Task item = Exactly as they appear, copy the lines from the start of the entries below to the line containing "Question: What do", both ends included.

####

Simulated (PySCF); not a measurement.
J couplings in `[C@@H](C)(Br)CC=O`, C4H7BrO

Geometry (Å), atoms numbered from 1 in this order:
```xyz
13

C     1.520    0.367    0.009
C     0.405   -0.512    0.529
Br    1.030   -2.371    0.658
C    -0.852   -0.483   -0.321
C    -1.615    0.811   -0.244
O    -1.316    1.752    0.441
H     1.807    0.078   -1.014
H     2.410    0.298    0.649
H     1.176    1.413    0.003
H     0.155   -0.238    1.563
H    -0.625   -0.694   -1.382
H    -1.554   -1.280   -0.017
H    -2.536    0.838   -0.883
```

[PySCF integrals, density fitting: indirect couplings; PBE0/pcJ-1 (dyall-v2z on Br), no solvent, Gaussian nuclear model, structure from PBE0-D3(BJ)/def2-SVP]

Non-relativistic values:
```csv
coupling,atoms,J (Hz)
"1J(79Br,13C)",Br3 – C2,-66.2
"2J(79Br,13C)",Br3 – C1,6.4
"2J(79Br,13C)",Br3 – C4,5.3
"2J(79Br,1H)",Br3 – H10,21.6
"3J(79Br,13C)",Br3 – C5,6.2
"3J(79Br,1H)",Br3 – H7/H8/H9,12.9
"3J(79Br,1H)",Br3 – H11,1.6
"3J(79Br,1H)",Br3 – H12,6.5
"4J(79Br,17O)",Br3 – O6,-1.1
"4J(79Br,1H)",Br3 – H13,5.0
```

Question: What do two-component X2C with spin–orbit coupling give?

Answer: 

####

Response box =
Simulated (PySCF); not a measurement.
J couplings in `[C@@H](C)(Br)CC=O`, C4H7BrO

Geometry (Å), atoms numbered from 1 in this order:
```xyz
13

C     1.520    0.367    0.009
C     0.405   -0.512    0.529
Br    1.030   -2.371    0.658
C    -0.852   -0.483   -0.321
C    -1.615    0.811   -0.244
O    -1.316    1.752    0.441
H     1.807    0.078   -1.014
H     2.410    0.298    0.649
H     1.176    1.413    0.003
H     0.155   -0.238    1.563
H    -0.625   -0.694   -1.382
H    -1.554   -1.280   -0.017
H    -2.536    0.838   -0.883
```

[PySCF integrals, density fitting: indirect couplings; PBE0/pcJ-1 (dyall-v2z on Br), no solvent, Gaussian nuclear model, structure from PBE0-D3(BJ)/def2-SVP]

Non-relativistic values:
```csv
coupling,atoms,J (Hz)
"1J(79Br,13C)",Br3 – C2,-66.2
"2J(79Br,13C)",Br3 – C1,6.4
"2J(79Br,13C)",Br3 – C4,5.3
"2J(79Br,1H)",Br3 – H10,21.6
"3J(79Br,13C)",Br3 – C5,6.2
"3J(79Br,1H)",Br3 – H7/H8/H9,12.9
"3J(79Br,1H)",Br3 – H11,1.6
"3J(79Br,1H)",Br3 – H12,6.5
"4J(79Br,17O)",Br3 – O6,-1.1
"4J(79Br,1H)",Br3 – H13,5.0
```

Question: What do two-component X2C with spin–orbit coupling give?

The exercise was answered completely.